## [Source data]
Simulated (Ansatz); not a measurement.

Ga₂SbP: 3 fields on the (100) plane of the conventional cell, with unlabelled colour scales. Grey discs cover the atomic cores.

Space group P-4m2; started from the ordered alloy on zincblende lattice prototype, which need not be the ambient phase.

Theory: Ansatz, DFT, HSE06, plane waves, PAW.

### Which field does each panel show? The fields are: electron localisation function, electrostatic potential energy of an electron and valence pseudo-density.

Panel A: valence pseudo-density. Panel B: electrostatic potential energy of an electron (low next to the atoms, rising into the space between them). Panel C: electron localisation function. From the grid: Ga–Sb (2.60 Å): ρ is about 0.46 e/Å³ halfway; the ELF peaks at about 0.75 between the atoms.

## [Work request]
What you return must be the lines above that run from the line with "Ga₂SbP: 3 fields" to the line with "Theory: Ansatz, DFT, HSE06, plane waves, PAW.", inclusive, each copied exactly.

## [Exercise answer]
Ga₂SbP: 3 fields on the (100) plane of the conventional cell, with unlabelled colour scales. Grey discs cover the atomic cores.

Space group P-4m2; started from the ordered alloy on zincblende lattice prototype, which need not be the ambient phase.

Theory: Ansatz, DFT, HSE06, plane waves, PAW.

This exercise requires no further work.